Your job is to retype the whole listing exactly.

## DATA PROVIDED

# # # # # # #

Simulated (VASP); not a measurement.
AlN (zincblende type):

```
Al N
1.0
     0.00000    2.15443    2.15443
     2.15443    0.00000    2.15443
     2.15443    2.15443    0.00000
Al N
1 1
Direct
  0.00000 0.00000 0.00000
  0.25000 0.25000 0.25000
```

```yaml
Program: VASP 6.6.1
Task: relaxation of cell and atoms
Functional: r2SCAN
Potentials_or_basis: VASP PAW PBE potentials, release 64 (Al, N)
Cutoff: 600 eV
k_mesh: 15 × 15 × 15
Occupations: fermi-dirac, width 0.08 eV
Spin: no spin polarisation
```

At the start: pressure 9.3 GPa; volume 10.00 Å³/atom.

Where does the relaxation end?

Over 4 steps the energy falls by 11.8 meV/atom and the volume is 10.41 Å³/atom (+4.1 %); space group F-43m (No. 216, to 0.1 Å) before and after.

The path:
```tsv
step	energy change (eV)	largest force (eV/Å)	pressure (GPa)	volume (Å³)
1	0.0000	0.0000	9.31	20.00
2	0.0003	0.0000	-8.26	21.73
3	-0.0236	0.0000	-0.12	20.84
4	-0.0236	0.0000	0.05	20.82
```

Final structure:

# # # # # # #

## WRITTEN RESPONSE
Simulated (VASP); not a measurement.
AlN (zincblende type):

```
Al N
1.0
     0.00000    2.15443    2.15443
     2.15443    0.00000    2.15443
     2.15443    2.15443    0.00000
Al N
1 1
Direct
  0.00000 0.00000 0.00000
  0.25000 0.25000 0.25000
```

```yaml
Program: VASP 6.6.1
Task: relaxation of cell and atoms
Functional: r2SCAN
Potentials_or_basis: VASP PAW PBE potentials, release 64 (Al, N)
Cutoff: 600 eV
k_mesh: 15 × 15 × 15
Occupations: fermi-dirac, width 0.08 eV
Spin: no spin polarisation
```

At the start: pressure 9.3 GPa; volume 10.00 Å³/atom.

Where does the relaxation end?

Over 4 steps the energy falls by 11.8 meV/atom and the volume is 10.41 Å³/atom (+4.1 %); space group F-43m (No. 216, to 0.1 Å) before and after.

The path:
```tsv
step	energy change (eV)	largest force (eV/Å)	pressure (GPa)	volume (Å³)
1	0.0000	0.0000	9.31	20.00
2	0.0003	0.0000	-8.26	21.73
3	-0.0236	0.0000	-0.12	20.84
4	-0.0236	0.0000	0.05	20.82
```

Final structure:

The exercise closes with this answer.